■ Required action:
Repeat the records below exactly, beginning at the first line and finishing with the line that contains "width 0.1 eV".

■ The data:
_____

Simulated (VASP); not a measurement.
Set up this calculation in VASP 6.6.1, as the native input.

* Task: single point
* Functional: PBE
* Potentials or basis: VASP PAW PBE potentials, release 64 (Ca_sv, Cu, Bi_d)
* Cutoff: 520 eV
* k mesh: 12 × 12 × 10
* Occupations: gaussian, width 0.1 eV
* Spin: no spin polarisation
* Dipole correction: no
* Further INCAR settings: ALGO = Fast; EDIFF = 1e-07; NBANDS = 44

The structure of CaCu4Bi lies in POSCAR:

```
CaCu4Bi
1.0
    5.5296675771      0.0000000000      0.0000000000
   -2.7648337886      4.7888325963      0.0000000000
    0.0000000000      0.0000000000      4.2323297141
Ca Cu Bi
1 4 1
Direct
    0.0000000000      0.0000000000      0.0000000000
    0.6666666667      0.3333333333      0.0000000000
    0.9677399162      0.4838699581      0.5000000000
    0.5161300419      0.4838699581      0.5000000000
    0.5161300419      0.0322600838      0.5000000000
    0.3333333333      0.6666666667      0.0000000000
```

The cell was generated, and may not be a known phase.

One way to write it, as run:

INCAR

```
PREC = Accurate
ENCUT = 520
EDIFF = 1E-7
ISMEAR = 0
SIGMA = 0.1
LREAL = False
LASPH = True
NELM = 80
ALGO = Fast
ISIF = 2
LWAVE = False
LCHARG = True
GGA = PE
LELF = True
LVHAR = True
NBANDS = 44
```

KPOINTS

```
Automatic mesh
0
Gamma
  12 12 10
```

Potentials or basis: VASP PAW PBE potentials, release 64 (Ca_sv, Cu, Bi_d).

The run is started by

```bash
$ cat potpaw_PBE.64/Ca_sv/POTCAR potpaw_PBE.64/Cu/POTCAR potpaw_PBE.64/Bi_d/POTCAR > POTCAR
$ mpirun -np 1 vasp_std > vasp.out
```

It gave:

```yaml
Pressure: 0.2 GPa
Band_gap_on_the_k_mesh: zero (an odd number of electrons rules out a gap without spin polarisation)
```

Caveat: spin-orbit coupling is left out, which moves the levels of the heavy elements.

_____

■ Exercise result:
Simulated (VASP); not a measurement.
Set up this calculation in VASP 6.6.1, as the native input.

* Task: single point
* Functional: PBE
* Potentials or basis: VASP PAW PBE potentials, release 64 (Ca_sv, Cu, Bi_d)
* Cutoff: 520 eV
* k mesh: 12 × 12 × 10
* Occupations: gaussian, width 0.1 eV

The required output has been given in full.